> **Recorded data**:
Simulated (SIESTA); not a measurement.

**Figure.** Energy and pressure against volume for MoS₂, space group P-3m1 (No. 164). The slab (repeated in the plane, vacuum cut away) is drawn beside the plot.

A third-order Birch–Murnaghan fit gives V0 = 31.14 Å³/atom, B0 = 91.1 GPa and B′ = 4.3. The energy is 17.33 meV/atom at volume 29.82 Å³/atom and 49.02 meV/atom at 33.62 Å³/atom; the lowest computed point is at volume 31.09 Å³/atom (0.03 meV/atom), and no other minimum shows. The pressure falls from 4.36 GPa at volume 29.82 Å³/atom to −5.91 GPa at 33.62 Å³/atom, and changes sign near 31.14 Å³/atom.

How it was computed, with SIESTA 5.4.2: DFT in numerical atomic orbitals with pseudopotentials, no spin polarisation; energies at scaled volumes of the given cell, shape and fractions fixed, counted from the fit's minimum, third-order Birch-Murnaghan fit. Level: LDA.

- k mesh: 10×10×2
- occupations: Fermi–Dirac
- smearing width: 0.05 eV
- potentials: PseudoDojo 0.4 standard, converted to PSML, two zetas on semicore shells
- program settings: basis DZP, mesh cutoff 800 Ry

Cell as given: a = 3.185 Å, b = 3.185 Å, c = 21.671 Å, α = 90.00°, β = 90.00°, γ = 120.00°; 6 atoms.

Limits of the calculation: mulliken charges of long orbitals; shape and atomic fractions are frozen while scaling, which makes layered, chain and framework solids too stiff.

> **Work item**: Please output the exact lines of the records above, beginning with the first and stopping after the line that holds "beside the plot.", and nothing else.

> **Exercise result**:
Simulated (SIESTA); not a measurement.

**Figure.** Energy and pressure against volume for MoS₂, space group P-3m1 (No. 164). The slab (repeated in the plane, vacuum cut away) is drawn beside the plot.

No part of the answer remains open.